WORK INSTRUCTION ▸ Copy the lines exactly as they appear, starting with the first line of the records and ending with the line that contains "(2) 0.72 eV, indirect".

PROVIDED DATA ▸
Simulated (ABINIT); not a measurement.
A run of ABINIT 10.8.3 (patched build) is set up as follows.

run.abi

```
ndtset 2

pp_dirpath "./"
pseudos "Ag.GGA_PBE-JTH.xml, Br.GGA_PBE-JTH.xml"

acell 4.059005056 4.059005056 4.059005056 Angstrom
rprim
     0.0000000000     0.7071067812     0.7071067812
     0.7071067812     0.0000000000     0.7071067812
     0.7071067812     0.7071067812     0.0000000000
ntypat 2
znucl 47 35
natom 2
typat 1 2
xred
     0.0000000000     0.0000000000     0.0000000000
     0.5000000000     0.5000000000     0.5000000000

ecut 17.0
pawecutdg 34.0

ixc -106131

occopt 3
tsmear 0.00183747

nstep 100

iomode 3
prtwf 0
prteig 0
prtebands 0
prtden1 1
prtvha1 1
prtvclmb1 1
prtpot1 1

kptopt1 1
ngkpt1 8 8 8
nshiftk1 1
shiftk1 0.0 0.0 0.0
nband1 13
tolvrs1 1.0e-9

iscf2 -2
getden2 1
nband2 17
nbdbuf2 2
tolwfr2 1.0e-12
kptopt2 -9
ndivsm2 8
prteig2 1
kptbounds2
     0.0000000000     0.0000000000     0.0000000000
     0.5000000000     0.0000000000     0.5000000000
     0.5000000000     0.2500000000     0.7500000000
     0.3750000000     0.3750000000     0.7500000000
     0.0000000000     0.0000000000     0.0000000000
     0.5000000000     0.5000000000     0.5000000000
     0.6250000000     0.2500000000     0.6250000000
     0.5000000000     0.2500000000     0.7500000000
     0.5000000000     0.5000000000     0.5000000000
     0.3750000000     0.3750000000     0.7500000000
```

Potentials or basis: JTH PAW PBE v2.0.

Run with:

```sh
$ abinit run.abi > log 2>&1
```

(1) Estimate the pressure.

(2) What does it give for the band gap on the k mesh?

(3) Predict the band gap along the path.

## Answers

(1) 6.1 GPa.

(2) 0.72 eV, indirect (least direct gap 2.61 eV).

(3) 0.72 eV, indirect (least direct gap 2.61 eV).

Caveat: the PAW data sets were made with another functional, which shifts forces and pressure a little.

YOUR SOLUTION ▸
Simulated (ABINIT); not a measurement.
A run of ABINIT 10.8.3 (patched build) is set up as follows.

run.abi

```
ndtset 2

pp_dirpath "./"
pseudos "Ag.GGA_PBE-JTH.xml, Br.GGA_PBE-JTH.xml"

acell 4.059005056 4.059005056 4.059005056 Angstrom
rprim
     0.0000000000     0.7071067812     0.7071067812
     0.7071067812     0.0000000000     0.7071067812
     0.7071067812     0.7071067812     0.0000000000
ntypat 2
znucl 47 35
natom 2
typat 1 2
xred
     0.0000000000     0.0000000000     0.0000000000
     0.5000000000     0.5000000000     0.5000000000

ecut 17.0
pawecutdg 34.0

ixc -106131

occopt 3
tsmear 0.00183747

nstep 100

iomode 3
prtwf 0
prteig 0
prtebands 0
prtden1 1
prtvha1 1
prtvclmb1 1
prtpot1 1

kptopt1 1
ngkpt1 8 8 8
nshiftk1 1
shiftk1 0.0 0.0 0.0
nband1 13
tolvrs1 1.0e-9

iscf2 -2
getden2 1
nband2 17
nbdbuf2 2
tolwfr2 1.0e-12
kptopt2 -9
ndivsm2 8
prteig2 1
kptbounds2
     0.0000000000     0.0000000000     0.0000000000
     0.5000000000     0.0000000000     0.5000000000
     0.5000000000     0.2500000000     0.7500000000
     0.3750000000     0.3750000000     0.7500000000
     0.0000000000     0.0000000000     0.0000000000
     0.5000000000     0.5000000000     0.5000000000
     0.6250000000     0.2500000000     0.6250000000
     0.5000000000     0.2500000000     0.7500000000
     0.5000000000     0.5000000000     0.5000000000
     0.3750000000     0.3750000000     0.7500000000
```

Potentials or basis: JTH PAW PBE v2.0.

Run with:

```sh
$ abinit run.abi > log 2>&1
```

(1) Estimate the pressure.

(2) What does it give for the band gap on the k mesh?

(3) Predict the band gap along the path.

## Answers

(1) 6.1 GPa.

(2) 0.72 eV, indirect (least direct gap 2.61 eV).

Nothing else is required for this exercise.